**DATA FOR ANALYSIS**:
Start of Block
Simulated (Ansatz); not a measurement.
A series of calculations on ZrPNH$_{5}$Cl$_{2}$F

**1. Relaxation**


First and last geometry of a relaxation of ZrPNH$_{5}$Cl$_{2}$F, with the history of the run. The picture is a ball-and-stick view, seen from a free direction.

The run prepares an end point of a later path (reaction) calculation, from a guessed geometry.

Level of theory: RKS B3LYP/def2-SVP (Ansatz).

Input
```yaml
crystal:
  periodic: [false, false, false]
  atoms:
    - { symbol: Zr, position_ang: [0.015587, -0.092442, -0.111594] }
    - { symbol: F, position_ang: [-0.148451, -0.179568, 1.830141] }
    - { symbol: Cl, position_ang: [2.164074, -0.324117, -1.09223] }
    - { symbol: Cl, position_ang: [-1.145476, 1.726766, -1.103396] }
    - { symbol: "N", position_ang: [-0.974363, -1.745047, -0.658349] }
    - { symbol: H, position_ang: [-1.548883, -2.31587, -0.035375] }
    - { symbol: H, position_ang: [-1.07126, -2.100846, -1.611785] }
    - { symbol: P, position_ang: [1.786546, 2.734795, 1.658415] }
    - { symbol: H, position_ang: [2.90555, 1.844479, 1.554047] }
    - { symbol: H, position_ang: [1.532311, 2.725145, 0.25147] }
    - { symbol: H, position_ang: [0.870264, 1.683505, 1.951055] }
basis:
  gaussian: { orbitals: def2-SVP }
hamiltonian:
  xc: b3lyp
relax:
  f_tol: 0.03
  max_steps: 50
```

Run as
End of Block

**REQUIREMENT**:
Your answer must be every record above, set down exactly as written.

**EXERCISE SOLUTION**:
Simulated (Ansatz); not a measurement.
A series of calculations on ZrPNH$_{5}$Cl$_{2}$F

**1. Relaxation**


First and last geometry of a relaxation of ZrPNH$_{5}$Cl$_{2}$F, with the history of the run. The picture is a ball-and-stick view, seen from a free direction.

The run prepares an end point of a later path (reaction) calculation, from a guessed geometry.

Level of theory: RKS B3LYP/def2-SVP (Ansatz).

Input
```yaml
crystal:
  periodic: [false, false, false]
  atoms:
    - { symbol: Zr, position_ang: [0.015587, -0.092442, -0.111594] }
    - { symbol: F, position_ang: [-0.148451, -0.179568, 1.830141] }
    - { symbol: Cl, position_ang: [2.164074, -0.324117, -1.09223] }
    - { symbol: Cl, position_ang: [-1.145476, 1.726766, -1.103396] }
    - { symbol: "N", position_ang: [-0.974363, -1.745047, -0.658349] }
    - { symbol: H, position_ang: [-1.548883, -2.31587, -0.035375] }
    - { symbol: H, position_ang: [-1.07126, -2.100846, -1.611785] }
    - { symbol: P, position_ang: [1.786546, 2.734795, 1.658415] }
    - { symbol: H, position_ang: [2.90555, 1.844479, 1.554047] }
    - { symbol: H, position_ang: [1.532311, 2.725145, 0.25147] }
    - { symbol: H, position_ang: [0.870264, 1.683505, 1.951055] }
basis:
  gaussian: { orbitals: def2-SVP }
hamiltonian:
  xc: b3lyp
relax:
  f_tol: 0.03
  max_steps: 50
```

Run as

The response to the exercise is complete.